• **Supplied entries**
──────────

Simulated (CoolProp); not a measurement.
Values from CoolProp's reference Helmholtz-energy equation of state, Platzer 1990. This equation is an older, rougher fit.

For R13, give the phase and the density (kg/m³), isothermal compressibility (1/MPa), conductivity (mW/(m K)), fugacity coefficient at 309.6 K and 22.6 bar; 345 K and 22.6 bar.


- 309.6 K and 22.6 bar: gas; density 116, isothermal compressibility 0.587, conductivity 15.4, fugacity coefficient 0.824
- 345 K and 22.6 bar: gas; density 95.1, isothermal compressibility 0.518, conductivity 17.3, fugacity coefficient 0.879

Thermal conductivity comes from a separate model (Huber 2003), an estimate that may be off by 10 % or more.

──────────

• **Brief**
Write every line of the material above again, exactly.

• **Answer box**
Simulated (CoolProp); not a measurement.
Values from CoolProp's reference Helmholtz-energy equation of state, Platzer 1990. This equation is an older, rougher fit.

For R13, give the phase and the density (kg/m³), isothermal compressibility (1/MPa), conductivity (mW/(m K)), fugacity coefficient at 309.6 K and 22.6 bar; 345 K and 22.6 bar.


- 309.6 K and 22.6 bar: gas; density 116, isothermal compressibility 0.587, conductivity 15.4, fugacity coefficient 0.824
- 345 K and 22.6 bar: gas; density 95.1, isothermal compressibility 0.518, conductivity 17.3, fugacity coefficient 0.879

Thermal conductivity comes from a separate model (Huber 2003), an estimate that may be off by 10 % or more.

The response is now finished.